Work instruction: Could you retype, exactly as written, every line from the top of the records through the line that contains "Isomers of C6H13PS, one"?

::: Dataset entries :::
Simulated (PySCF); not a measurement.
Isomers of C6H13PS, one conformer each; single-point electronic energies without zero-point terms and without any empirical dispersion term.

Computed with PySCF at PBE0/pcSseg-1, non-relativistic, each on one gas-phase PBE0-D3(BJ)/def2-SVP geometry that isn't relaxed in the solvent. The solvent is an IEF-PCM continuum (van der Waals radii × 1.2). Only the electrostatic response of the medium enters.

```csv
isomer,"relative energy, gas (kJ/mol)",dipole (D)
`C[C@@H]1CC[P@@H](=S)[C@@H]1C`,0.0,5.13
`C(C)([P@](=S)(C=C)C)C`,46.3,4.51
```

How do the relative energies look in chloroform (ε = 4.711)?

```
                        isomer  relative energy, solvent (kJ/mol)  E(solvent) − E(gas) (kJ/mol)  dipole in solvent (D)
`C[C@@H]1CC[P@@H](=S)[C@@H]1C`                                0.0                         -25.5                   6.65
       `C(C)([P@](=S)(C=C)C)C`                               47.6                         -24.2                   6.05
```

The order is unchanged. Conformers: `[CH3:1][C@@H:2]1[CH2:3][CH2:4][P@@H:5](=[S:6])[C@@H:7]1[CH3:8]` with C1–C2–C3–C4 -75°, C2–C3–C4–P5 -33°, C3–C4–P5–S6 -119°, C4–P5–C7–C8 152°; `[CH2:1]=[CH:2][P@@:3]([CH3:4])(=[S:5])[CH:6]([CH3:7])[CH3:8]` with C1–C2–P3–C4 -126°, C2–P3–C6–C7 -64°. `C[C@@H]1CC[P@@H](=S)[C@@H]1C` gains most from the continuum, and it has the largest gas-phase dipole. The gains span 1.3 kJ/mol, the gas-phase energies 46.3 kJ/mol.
:::

Written reply:
Simulated (PySCF); not a measurement.
Isomers of C6H13PS, one conformer each; single-point electronic energies without zero-point terms and without any empirical dispersion term.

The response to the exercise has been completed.